Dataset entries —
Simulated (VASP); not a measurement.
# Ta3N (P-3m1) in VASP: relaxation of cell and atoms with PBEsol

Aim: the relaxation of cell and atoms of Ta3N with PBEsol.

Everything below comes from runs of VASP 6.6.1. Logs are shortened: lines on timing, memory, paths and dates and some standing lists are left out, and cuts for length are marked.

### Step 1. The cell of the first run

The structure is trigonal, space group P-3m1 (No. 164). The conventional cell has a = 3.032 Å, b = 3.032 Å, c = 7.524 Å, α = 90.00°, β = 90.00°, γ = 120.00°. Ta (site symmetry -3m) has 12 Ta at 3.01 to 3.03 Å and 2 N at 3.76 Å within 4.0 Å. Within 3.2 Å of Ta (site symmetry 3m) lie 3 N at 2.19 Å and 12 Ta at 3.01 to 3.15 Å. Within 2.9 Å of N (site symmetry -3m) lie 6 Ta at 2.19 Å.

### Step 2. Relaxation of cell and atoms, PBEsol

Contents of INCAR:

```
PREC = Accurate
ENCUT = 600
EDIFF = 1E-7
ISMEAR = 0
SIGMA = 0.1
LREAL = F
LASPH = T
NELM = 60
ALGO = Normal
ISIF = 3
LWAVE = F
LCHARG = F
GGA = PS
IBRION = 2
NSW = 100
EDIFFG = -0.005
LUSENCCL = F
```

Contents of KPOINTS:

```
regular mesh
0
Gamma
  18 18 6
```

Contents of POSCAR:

Work item — Everything from the first line above up to and including the line that contains "The structure is" should be printed exactly; please print only that.

Result —
Simulated (VASP); not a measurement.
# Ta3N (P-3m1) in VASP: relaxation of cell and atoms with PBEsol

Aim: the relaxation of cell and atoms of Ta3N with PBEsol.

Everything below comes from runs of VASP 6.6.1. Logs are shortened: lines on timing, memory, paths and dates and some standing lists are left out, and cuts for length are marked.

### Step 1. The cell of the first run

The structure is trigonal, space group P-3m1 (No. 164). The conventional cell has a = 3.032 Å, b = 3.032 Å, c = 7.524 Å, α = 90.00°, β = 90.00°, γ = 120.00°. Ta (site symmetry -3m) has 12 Ta at 3.01 to 3.03 Å and 2 N at 3.76 Å within 4.0 Å. Within 3.2 Å of Ta (site symmetry 3m) lie 3 N at 2.19 Å and 12 Ta at 3.01 to 3.15 Å. Within 2.9 Å of N (site symmetry -3m) lie 6 Ta at 2.19 Å.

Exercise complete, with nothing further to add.